=-=-=-=-=

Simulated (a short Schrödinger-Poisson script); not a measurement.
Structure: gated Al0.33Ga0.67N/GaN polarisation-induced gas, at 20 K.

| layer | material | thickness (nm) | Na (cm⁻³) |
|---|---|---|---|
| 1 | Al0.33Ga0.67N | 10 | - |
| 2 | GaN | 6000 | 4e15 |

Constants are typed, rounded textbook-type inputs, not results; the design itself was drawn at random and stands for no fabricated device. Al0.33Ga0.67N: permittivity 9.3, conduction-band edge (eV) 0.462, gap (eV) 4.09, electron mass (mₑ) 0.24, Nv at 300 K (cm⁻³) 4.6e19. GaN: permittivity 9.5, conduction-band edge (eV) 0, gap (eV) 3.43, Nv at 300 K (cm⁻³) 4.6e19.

=-=-=-=-=

**Work order**
Produce an exact copy of all the records.

**Exercise output**
Simulated (a short Schrödinger-Poisson script); not a measurement.
Structure: gated Al0.33Ga0.67N/GaN polarisation-induced gas, at 20 K.

| layer | material | thickness (nm) | Na (cm⁻³) |
|---|---|---|---|
| 1 | Al0.33Ga0.67N | 10 | - |
| 2 | GaN | 6000 | 4e15 |

Constants are typed, rounded textbook-type inputs, not results; the design itself was drawn at random and stands for no fabricated device. Al0.33Ga0.67N: permittivity 9.3, conduction-band edge (eV) 0.462, gap (eV) 4.09, electron mass (mₑ) 0.24, Nv at 300 K (cm⁻³) 4.6e19. GaN: permittivity 9.5, conduction-band edge (eV) 0, gap (eV) 3.43, Nv at 300 K (cm⁻³) 4.6e19.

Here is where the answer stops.